▸ **ASSIGNED TASK**:
Copy every line of the material below word for word.

----- ENTRIES SUPPLIED -----

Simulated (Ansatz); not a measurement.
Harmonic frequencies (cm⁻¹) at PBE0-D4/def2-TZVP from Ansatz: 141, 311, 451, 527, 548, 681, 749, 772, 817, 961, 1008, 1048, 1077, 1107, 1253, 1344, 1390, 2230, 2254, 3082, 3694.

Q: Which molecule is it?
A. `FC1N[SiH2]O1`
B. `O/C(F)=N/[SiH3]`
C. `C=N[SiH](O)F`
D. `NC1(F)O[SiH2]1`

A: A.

-----

▸ **YOUR RESPONSE**:
Simulated (Ansatz); not a measurement.
Harmonic frequencies (cm⁻¹) at PBE0-D4/def2-TZVP from Ansatz: 141, 311, 451, 527, 548, 681, 749, 772, 817, 961, 1008, 1048, 1077, 1107, 1253, 1344, 1390, 2230, 2254, 3082, 3694.

Q: Which molecule is it?
A. `FC1N[SiH2]O1`
B. `O/C(F)=N/[SiH3]`
C. `C=N[SiH](O)F`
D. `NC1(F)O[SiH2]1`

A: A.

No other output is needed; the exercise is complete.